[Start of Attachment]

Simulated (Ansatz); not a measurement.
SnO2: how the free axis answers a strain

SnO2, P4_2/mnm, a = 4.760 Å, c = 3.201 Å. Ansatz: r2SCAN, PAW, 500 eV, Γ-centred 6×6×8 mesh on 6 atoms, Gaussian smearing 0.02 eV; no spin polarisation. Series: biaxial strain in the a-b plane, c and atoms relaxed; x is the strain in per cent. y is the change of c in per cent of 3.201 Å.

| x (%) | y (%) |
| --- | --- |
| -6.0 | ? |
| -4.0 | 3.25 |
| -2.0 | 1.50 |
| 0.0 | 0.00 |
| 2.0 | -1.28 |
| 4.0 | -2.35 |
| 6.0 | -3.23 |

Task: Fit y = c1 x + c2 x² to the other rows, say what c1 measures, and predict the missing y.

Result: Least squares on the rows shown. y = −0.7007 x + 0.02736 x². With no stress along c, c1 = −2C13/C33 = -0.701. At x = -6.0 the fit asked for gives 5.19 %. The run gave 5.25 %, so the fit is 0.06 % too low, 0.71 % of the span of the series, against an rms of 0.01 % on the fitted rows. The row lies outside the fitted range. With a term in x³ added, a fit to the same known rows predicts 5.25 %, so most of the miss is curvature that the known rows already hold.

[End of Attachment]

Exercise ->
Word for word, write out every record.

Task output ->
Simulated (Ansatz); not a measurement.
SnO2: how the free axis answers a strain

SnO2, P4_2/mnm, a = 4.760 Å, c = 3.201 Å. Ansatz: r2SCAN, PAW, 500 eV, Γ-centred 6×6×8 mesh on 6 atoms, Gaussian smearing 0.02 eV; no spin polarisation. Series: biaxial strain in the a-b plane, c and atoms relaxed; x is the strain in per cent. y is the change of c in per cent of 3.201 Å.

| x (%) | y (%) |
| --- | --- |
| -6.0 | ? |
| -4.0 | 3.25 |
| -2.0 | 1.50 |
| 0.0 | 0.00 |
| 2.0 | -1.28 |
| 4.0 | -2.35 |
| 6.0 | -3.23 |

Task: Fit y = c1 x + c2 x² to the other rows, say what c1 measures, and predict the missing y.

Result: Least squares on the rows shown. y = −0.7007 x + 0.02736 x². With no stress along c, c1 = −2C13/C33 = -0.701. At x = -6.0 the fit asked for gives 5.19 %. The run gave 5.25 %, so the fit is 0.06 % too low, 0.71 % of the span of the series, against an rms of 0.01 % on the fitted rows. The row lies outside the fitted range. With a term in x³ added, a fit to the same known rows predicts 5.25 %, so most of the miss is curvature that the known rows already hold.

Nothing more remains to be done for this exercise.